*** Opening of Dataset records ***

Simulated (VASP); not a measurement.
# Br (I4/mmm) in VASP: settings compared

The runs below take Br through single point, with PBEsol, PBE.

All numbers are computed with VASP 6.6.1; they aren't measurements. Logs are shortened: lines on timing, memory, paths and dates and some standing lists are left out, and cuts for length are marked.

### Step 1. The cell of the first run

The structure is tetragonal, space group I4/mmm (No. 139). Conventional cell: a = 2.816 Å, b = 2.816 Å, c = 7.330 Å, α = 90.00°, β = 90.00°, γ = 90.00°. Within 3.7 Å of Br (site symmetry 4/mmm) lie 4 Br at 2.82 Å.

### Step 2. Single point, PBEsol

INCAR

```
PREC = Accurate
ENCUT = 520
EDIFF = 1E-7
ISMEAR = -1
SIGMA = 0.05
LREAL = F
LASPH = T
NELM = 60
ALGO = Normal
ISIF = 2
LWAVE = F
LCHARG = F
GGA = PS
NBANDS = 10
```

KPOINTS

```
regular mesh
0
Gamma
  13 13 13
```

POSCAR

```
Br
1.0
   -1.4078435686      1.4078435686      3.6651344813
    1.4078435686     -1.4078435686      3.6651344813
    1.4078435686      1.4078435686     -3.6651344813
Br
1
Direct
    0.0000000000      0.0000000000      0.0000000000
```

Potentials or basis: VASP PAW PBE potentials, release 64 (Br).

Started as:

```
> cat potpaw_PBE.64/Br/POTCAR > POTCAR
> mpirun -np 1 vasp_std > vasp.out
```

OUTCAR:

*** Close of Dataset records ***

Activity: The listing above is to be transcribed in full, with no line omitted.

Reply:
Simulated (VASP); not a measurement.
# Br (I4/mmm) in VASP: settings compared

The runs below take Br through single point, with PBEsol, PBE.

All numbers are computed with VASP 6.6.1; they aren't measurements. Logs are shortened: lines on timing, memory, paths and dates and some standing lists are left out, and cuts for length are marked.

### Step 1. The cell of the first run

The structure is tetragonal, space group I4/mmm (No. 139). Conventional cell: a = 2.816 Å, b = 2.816 Å, c = 7.330 Å, α = 90.00°, β = 90.00°, γ = 90.00°. Within 3.7 Å of Br (site symmetry 4/mmm) lie 4 Br at 2.82 Å.

### Step 2. Single point, PBEsol

INCAR

```
PREC = Accurate
ENCUT = 520
EDIFF = 1E-7
ISMEAR = -1
SIGMA = 0.05
LREAL = F
LASPH = T
NELM = 60
ALGO = Normal
ISIF = 2
LWAVE = F
LCHARG = F
GGA = PS
NBANDS = 10
```

KPOINTS

```
regular mesh
0
Gamma
  13 13 13
```

POSCAR

```
Br
1.0
   -1.4078435686      1.4078435686      3.6651344813
    1.4078435686     -1.4078435686      3.6651344813
    1.4078435686      1.4078435686     -3.6651344813
Br
1
Direct
    0.0000000000      0.0000000000      0.0000000000
```

Potentials or basis: VASP PAW PBE potentials, release 64 (Br).

Started as:

```
> cat potpaw_PBE.64/Br/POTCAR > POTCAR
> mpirun -np 1 vasp_std > vasp.out
```

OUTCAR:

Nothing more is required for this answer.